EXERCISE:
Repeat every entry in full. Match each line exactly.

DATA UNDER STUDY:
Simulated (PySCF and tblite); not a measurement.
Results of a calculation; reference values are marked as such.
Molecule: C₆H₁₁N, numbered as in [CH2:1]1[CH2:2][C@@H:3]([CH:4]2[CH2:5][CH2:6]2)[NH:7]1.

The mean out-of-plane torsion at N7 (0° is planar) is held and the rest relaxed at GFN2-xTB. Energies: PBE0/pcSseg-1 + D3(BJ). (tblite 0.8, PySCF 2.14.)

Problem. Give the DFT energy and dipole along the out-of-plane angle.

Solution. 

TASK RESPONSE:
Simulated (PySCF and tblite); not a measurement.
Results of a calculation; reference values are marked as such.
Molecule: C₆H₁₁N, numbered as in [CH2:1]1[CH2:2][C@@H:3]([CH:4]2[CH2:5][CH2:6]2)[NH:7]1.

The mean out-of-plane torsion at N7 (0° is planar) is held and the rest relaxed at GFN2-xTB. Energies: PBE0/pcSseg-1 + D3(BJ). (tblite 0.8, PySCF 2.14.)

Problem. Give the DFT energy and dipole along the out-of-plane angle.

Solution. 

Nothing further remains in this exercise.